··· Data listing

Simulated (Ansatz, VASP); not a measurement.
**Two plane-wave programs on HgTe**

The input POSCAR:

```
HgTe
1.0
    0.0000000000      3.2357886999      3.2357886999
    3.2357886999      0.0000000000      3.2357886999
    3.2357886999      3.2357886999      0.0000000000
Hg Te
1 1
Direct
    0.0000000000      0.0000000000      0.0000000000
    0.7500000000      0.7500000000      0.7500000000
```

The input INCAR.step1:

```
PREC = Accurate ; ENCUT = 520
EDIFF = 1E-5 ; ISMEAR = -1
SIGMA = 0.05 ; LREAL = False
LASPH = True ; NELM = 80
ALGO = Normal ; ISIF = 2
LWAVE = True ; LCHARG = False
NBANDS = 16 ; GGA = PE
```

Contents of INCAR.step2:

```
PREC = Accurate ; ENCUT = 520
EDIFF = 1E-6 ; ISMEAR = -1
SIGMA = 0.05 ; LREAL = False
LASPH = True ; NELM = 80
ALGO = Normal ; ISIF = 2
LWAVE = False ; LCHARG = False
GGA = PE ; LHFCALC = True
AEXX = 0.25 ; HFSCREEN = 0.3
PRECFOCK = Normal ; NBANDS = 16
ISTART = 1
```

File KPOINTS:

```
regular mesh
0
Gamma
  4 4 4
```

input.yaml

······

Exercise: When you reach the end of the data, retype all of it exactly.

Your solution:
Simulated (Ansatz, VASP); not a measurement.
**Two plane-wave programs on HgTe**

The input POSCAR:

```
HgTe
1.0
    0.0000000000      3.2357886999      3.2357886999
    3.2357886999      0.0000000000      3.2357886999
    3.2357886999      3.2357886999      0.0000000000
Hg Te
1 1
Direct
    0.0000000000      0.0000000000      0.0000000000
    0.7500000000      0.7500000000      0.7500000000
```

The input INCAR.step1:

```
PREC = Accurate ; ENCUT = 520
EDIFF = 1E-5 ; ISMEAR = -1
SIGMA = 0.05 ; LREAL = False
LASPH = True ; NELM = 80
ALGO = Normal ; ISIF = 2
LWAVE = True ; LCHARG = False
NBANDS = 16 ; GGA = PE
```

Contents of INCAR.step2:

```
PREC = Accurate ; ENCUT = 520
EDIFF = 1E-6 ; ISMEAR = -1
SIGMA = 0.05 ; LREAL = False
LASPH = True ; NELM = 80
ALGO = Normal ; ISIF = 2
LWAVE = False ; LCHARG = False
GGA = PE ; LHFCALC = True
AEXX = 0.25 ; HFSCREEN = 0.3
PRECFOCK = Normal ; NBANDS = 16
ISTART = 1
```

File KPOINTS:

```
regular mesh
0
Gamma
  4 4 4
```

input.yaml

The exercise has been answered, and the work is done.